▸ MATERIAL SUPPLIED:
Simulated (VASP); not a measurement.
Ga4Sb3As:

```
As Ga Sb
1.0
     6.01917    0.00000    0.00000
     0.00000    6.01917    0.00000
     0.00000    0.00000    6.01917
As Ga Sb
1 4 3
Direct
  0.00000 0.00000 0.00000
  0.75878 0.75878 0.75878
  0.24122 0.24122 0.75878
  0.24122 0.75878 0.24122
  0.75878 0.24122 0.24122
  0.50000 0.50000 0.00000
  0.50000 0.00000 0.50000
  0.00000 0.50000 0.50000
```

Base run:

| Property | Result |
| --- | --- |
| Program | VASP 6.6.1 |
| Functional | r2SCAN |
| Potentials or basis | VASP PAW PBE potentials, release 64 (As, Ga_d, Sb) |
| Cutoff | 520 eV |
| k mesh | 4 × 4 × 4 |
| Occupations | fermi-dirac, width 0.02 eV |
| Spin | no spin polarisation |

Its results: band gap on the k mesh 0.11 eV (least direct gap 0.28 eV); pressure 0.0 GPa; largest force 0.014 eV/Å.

▸ REQUIREMENT: The reply must repeat all of the records precisely.

▸ WRITTEN REPLY:
Simulated (VASP); not a measurement.
Ga4Sb3As:

```
As Ga Sb
1.0
     6.01917    0.00000    0.00000
     0.00000    6.01917    0.00000
     0.00000    0.00000    6.01917
As Ga Sb
1 4 3
Direct
  0.00000 0.00000 0.00000
  0.75878 0.75878 0.75878
  0.24122 0.24122 0.75878
  0.24122 0.75878 0.24122
  0.75878 0.24122 0.24122
  0.50000 0.50000 0.00000
  0.50000 0.00000 0.50000
  0.00000 0.50000 0.50000
```

Base run:

| Property | Result |
| --- | --- |
| Program | VASP 6.6.1 |
| Functional | r2SCAN |
| Potentials or basis | VASP PAW PBE potentials, release 64 (As, Ga_d, Sb) |
| Cutoff | 520 eV |
| k mesh | 4 × 4 × 4 |
| Occupations | fermi-dirac, width 0.02 eV |
| Spin | no spin polarisation |

Its results: band gap on the k mesh 0.11 eV (least direct gap 0.28 eV); pressure 0.0 GPa; largest force 0.014 eV/Å.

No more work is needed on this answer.